[Brief] Given the records that follow, return each one verbatim.

══ Provided records ══

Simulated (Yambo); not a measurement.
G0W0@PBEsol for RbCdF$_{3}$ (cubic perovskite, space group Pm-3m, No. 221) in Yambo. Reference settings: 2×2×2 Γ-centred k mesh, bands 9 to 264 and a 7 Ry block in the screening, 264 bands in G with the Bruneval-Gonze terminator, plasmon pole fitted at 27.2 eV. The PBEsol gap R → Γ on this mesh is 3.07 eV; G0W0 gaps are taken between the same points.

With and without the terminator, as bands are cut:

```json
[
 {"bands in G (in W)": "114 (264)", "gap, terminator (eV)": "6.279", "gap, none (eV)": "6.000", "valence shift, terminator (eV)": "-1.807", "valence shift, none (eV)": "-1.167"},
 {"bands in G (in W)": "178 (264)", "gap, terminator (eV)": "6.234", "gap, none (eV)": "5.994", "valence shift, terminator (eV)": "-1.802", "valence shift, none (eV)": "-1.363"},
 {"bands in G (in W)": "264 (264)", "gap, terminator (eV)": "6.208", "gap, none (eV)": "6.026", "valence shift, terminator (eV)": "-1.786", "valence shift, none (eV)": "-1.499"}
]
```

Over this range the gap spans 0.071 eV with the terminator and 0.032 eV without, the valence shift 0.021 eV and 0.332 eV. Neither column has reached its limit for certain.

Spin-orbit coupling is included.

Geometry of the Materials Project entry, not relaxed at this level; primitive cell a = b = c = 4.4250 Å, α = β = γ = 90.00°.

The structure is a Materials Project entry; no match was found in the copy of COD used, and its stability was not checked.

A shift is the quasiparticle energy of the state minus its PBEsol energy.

═══

[Written reply]
Simulated (Yambo); not a measurement.
G0W0@PBEsol for RbCdF$_{3}$ (cubic perovskite, space group Pm-3m, No. 221) in Yambo. Reference settings: 2×2×2 Γ-centred k mesh, bands 9 to 264 and a 7 Ry block in the screening, 264 bands in G with the Bruneval-Gonze terminator, plasmon pole fitted at 27.2 eV. The PBEsol gap R → Γ on this mesh is 3.07 eV; G0W0 gaps are taken between the same points.

With and without the terminator, as bands are cut:

```json
[
 {"bands in G (in W)": "114 (264)", "gap, terminator (eV)": "6.279", "gap, none (eV)": "6.000", "valence shift, terminator (eV)": "-1.807", "valence shift, none (eV)": "-1.167"},
 {"bands in G (in W)": "178 (264)", "gap, terminator (eV)": "6.234", "gap, none (eV)": "5.994", "valence shift, terminator (eV)": "-1.802", "valence shift, none (eV)": "-1.363"},
 {"bands in G (in W)": "264 (264)", "gap, terminator (eV)": "6.208", "gap, none (eV)": "6.026", "valence shift, terminator (eV)": "-1.786", "valence shift, none (eV)": "-1.499"}
]
```

Over this range the gap spans 0.071 eV with the terminator and 0.032 eV without, the valence shift 0.021 eV and 0.332 eV. Neither column has reached its limit for certain.

Spin-orbit coupling is included.

Geometry of the Materials Project entry, not relaxed at this level; primitive cell a = b = c = 4.4250 Å, α = β = γ = 90.00°.

The structure is a Materials Project entry; no match was found in the copy of COD used, and its stability was not checked.

A shift is the quasiparticle energy of the state minus its PBEsol energy.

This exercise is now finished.